### [Requirement]
It is required that all of the data be written out exactly.

----------
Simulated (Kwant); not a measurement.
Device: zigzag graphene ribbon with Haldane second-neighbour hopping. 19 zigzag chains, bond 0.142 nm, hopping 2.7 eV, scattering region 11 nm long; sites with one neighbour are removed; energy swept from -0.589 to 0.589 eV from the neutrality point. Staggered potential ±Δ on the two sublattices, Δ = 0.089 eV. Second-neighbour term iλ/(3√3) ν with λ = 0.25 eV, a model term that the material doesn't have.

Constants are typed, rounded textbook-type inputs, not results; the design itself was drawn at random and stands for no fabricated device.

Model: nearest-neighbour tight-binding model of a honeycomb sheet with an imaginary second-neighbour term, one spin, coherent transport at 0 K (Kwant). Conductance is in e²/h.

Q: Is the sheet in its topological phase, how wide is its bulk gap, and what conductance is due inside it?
----------

### [Expected answer]
Simulated (Kwant); not a measurement.
Device: zigzag graphene ribbon with Haldane second-neighbour hopping. 19 zigzag chains, bond 0.142 nm, hopping 2.7 eV, scattering region 11 nm long; sites with one neighbour are removed; energy swept from -0.589 to 0.589 eV from the neutrality point. Staggered potential ±Δ on the two sublattices, Δ = 0.089 eV. Second-neighbour term iλ/(3√3) ν with λ = 0.25 eV, a model term that the material doesn't have.

Constants are typed, rounded textbook-type inputs, not results; the design itself was drawn at random and stands for no fabricated device.

Model: nearest-neighbour tight-binding model of a honeycomb sheet with an imaginary second-neighbour term, one spin, coherent transport at 0 K (Kwant). Conductance is in e²/h.

Q: Is the sheet in its topological phase, how wide is its bulk gap, and what conductance is due inside it?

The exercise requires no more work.